= = = =

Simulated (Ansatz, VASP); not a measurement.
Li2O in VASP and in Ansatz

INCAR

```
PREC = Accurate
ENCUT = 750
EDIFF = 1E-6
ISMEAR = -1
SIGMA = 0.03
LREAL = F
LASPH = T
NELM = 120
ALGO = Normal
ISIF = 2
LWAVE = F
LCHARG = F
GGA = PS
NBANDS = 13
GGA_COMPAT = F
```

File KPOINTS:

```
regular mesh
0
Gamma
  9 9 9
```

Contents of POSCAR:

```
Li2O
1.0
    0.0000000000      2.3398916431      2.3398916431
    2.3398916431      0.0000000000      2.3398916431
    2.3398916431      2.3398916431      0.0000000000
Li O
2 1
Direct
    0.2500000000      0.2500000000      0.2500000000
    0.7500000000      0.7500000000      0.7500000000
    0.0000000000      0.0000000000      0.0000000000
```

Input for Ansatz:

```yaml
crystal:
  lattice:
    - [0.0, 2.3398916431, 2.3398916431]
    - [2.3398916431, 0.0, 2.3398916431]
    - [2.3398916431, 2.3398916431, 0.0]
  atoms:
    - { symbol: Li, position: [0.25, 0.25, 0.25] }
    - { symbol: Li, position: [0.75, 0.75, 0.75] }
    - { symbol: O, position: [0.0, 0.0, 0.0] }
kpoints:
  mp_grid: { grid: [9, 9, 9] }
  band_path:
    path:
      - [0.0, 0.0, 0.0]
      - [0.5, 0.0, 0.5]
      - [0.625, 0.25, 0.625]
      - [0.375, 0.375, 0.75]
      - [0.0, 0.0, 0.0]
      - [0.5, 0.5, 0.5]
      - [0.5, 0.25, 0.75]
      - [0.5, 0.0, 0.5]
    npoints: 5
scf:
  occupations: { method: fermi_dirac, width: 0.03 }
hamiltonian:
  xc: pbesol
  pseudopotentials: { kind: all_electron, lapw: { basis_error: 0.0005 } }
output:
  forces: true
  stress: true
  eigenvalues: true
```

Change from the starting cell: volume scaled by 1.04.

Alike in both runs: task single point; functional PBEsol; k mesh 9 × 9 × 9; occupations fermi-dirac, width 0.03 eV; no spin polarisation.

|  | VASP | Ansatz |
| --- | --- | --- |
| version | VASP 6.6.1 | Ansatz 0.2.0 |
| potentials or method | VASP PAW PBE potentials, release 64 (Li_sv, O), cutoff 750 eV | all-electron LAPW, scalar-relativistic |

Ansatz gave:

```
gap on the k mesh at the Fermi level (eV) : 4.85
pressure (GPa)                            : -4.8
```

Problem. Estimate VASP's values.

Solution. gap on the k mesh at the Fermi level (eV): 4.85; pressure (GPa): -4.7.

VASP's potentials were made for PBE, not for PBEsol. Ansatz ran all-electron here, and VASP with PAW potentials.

= = = =

== Activity ==
Write out the material above exactly, please, from its first line up to and including the line where "Solution. gap on" appears, and stop there.

== Your response ==
Simulated (Ansatz, VASP); not a measurement.
Li2O in VASP and in Ansatz

INCAR

```
PREC = Accurate
ENCUT = 750
EDIFF = 1E-6
ISMEAR = -1
SIGMA = 0.03
LREAL = F
LASPH = T
NELM = 120
ALGO = Normal
ISIF = 2
LWAVE = F
LCHARG = F
GGA = PS
NBANDS = 13
GGA_COMPAT = F
```

File KPOINTS:

```
regular mesh
0
Gamma
  9 9 9
```

Contents of POSCAR:

```
Li2O
1.0
    0.0000000000      2.3398916431      2.3398916431
    2.3398916431      0.0000000000      2.3398916431
    2.3398916431      2.3398916431      0.0000000000
Li O
2 1
Direct
    0.2500000000      0.2500000000      0.2500000000
    0.7500000000      0.7500000000      0.7500000000
    0.0000000000      0.0000000000      0.0000000000
```

Input for Ansatz:

```yaml
crystal:
  lattice:
    - [0.0, 2.3398916431, 2.3398916431]
    - [2.3398916431, 0.0, 2.3398916431]
    - [2.3398916431, 2.3398916431, 0.0]
  atoms:
    - { symbol: Li, position: [0.25, 0.25, 0.25] }
    - { symbol: Li, position: [0.75, 0.75, 0.75] }
    - { symbol: O, position: [0.0, 0.0, 0.0] }
kpoints:
  mp_grid: { grid: [9, 9, 9] }
  band_path:
    path:
      - [0.0, 0.0, 0.0]
      - [0.5, 0.0, 0.5]
      - [0.625, 0.25, 0.625]
      - [0.375, 0.375, 0.75]
      - [0.0, 0.0, 0.0]
      - [0.5, 0.5, 0.5]
      - [0.5, 0.25, 0.75]
      - [0.5, 0.0, 0.5]
    npoints: 5
scf:
  occupations: { method: fermi_dirac, width: 0.03 }
hamiltonian:
  xc: pbesol
  pseudopotentials: { kind: all_electron, lapw: { basis_error: 0.0005 } }
output:
  forces: true
  stress: true
  eigenvalues: true
```

Change from the starting cell: volume scaled by 1.04.

Alike in both runs: task single point; functional PBEsol; k mesh 9 × 9 × 9; occupations fermi-dirac, width 0.03 eV; no spin polarisation.

|  | VASP | Ansatz |
| --- | --- | --- |
| version | VASP 6.6.1 | Ansatz 0.2.0 |
| potentials or method | VASP PAW PBE potentials, release 64 (Li_sv, O), cutoff 750 eV | all-electron LAPW, scalar-relativistic |

Ansatz gave:

```
gap on the k mesh at the Fermi level (eV) : 4.85
pressure (GPa)                            : -4.8
```

Problem. Estimate VASP's values.

Solution. gap on the k mesh at the Fermi level (eV): 4.85; pressure (GPa): -4.7.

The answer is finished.